▼
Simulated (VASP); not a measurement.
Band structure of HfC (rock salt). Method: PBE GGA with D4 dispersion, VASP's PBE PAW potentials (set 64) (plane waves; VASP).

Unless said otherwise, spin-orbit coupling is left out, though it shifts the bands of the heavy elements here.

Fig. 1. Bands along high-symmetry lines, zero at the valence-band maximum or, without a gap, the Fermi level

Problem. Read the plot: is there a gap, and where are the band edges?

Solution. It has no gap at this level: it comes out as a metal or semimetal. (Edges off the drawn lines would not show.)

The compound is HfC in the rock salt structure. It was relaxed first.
▲

• **Activity**:
Using only the listing above, restate exactly the lines from the line containing "Fig. 1. Bands" through the line containing "Solution. It has", both included.

• **Written reply**:
Fig. 1. Bands along high-symmetry lines, zero at the valence-band maximum or, without a gap, the Fermi level

Problem. Read the plot: is there a gap, and where are the band edges?

Solution. It has no gap at this level: it comes out as a metal or semimetal. (Edges off the drawn lines would not show.)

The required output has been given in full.